Would you print each of the entries below precisely as given?

───── Data extract ─────
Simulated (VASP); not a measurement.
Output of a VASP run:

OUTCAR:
─────

**Problem solution**
Simulated (VASP); not a measurement.
Output of a VASP run:

OUTCAR:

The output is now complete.